> Work order: All of the data is to be copied word for word.

> Information given:
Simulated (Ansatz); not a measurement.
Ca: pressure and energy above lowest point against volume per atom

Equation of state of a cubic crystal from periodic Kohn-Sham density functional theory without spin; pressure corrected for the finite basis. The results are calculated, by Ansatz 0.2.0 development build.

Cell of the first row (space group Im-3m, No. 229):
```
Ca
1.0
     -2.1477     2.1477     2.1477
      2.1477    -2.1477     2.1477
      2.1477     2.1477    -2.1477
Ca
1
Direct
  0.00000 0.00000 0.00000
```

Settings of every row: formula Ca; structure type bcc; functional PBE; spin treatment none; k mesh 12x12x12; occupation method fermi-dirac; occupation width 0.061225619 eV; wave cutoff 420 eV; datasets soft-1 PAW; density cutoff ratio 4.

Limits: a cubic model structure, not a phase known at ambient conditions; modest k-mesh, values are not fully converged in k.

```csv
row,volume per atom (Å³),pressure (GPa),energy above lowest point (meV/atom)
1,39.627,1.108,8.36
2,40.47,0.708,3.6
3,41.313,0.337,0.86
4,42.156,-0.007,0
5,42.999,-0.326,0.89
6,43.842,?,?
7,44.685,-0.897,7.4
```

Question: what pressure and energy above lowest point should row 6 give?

> Answer section:
Simulated (Ansatz); not a measurement.
Ca: pressure and energy above lowest point against volume per atom

Equation of state of a cubic crystal from periodic Kohn-Sham density functional theory without spin; pressure corrected for the finite basis. The results are calculated, by Ansatz 0.2.0 development build.

Cell of the first row (space group Im-3m, No. 229):
```
Ca
1.0
     -2.1477     2.1477     2.1477
      2.1477    -2.1477     2.1477
      2.1477     2.1477    -2.1477
Ca
1
Direct
  0.00000 0.00000 0.00000
```

Settings of every row: formula Ca; structure type bcc; functional PBE; spin treatment none; k mesh 12x12x12; occupation method fermi-dirac; occupation width 0.061225619 eV; wave cutoff 420 eV; datasets soft-1 PAW; density cutoff ratio 4.

Limits: a cubic model structure, not a phase known at ambient conditions; modest k-mesh, values are not fully converged in k.

```csv
row,volume per atom (Å³),pressure (GPa),energy above lowest point (meV/atom)
1,39.627,1.108,8.36
2,40.47,0.708,3.6
3,41.313,0.337,0.86
4,42.156,-0.007,0
5,42.999,-0.326,0.89
6,43.842,?,?
7,44.685,-0.897,7.4
```

Question: what pressure and energy above lowest point should row 6 give?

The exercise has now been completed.